TASK ITEM | Please return each line of the listing below exactly as written.

RECORD EXTRACTS |
================
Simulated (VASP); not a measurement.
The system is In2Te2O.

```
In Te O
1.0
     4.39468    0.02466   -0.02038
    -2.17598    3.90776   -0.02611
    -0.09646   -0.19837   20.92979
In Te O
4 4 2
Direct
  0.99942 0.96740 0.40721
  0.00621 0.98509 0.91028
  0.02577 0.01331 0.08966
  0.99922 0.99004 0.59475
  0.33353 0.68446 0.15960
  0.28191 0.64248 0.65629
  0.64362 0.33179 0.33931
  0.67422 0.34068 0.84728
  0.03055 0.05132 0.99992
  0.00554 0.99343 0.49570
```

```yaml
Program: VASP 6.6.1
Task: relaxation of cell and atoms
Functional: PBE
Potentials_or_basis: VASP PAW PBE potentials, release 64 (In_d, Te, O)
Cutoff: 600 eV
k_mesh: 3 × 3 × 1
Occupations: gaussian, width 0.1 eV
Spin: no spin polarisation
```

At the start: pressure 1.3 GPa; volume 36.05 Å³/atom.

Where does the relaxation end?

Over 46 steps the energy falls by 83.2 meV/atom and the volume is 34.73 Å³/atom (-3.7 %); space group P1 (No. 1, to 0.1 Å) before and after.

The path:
================

WRITTEN RESPONSE |
Simulated (VASP); not a measurement.
The system is In2Te2O.

```
In Te O
1.0
     4.39468    0.02466   -0.02038
    -2.17598    3.90776   -0.02611
    -0.09646   -0.19837   20.92979
In Te O
4 4 2
Direct
  0.99942 0.96740 0.40721
  0.00621 0.98509 0.91028
  0.02577 0.01331 0.08966
  0.99922 0.99004 0.59475
  0.33353 0.68446 0.15960
  0.28191 0.64248 0.65629
  0.64362 0.33179 0.33931
  0.67422 0.34068 0.84728
  0.03055 0.05132 0.99992
  0.00554 0.99343 0.49570
```

```yaml
Program: VASP 6.6.1
Task: relaxation of cell and atoms
Functional: PBE
Potentials_or_basis: VASP PAW PBE potentials, release 64 (In_d, Te, O)
Cutoff: 600 eV
k_mesh: 3 × 3 × 1
Occupations: gaussian, width 0.1 eV
Spin: no spin polarisation
```

At the start: pressure 1.3 GPa; volume 36.05 Å³/atom.

Where does the relaxation end?

Over 46 steps the energy falls by 83.2 meV/atom and the volume is 34.73 Å³/atom (-3.7 %); space group P1 (No. 1, to 0.1 Å) before and after.

The path:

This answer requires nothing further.